Work task
Each entry needs to be given again, character for character.

************

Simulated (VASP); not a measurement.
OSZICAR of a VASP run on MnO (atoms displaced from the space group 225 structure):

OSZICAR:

************

Task answer
Simulated (VASP); not a measurement.
OSZICAR of a VASP run on MnO (atoms displaced from the space group 225 structure):

OSZICAR:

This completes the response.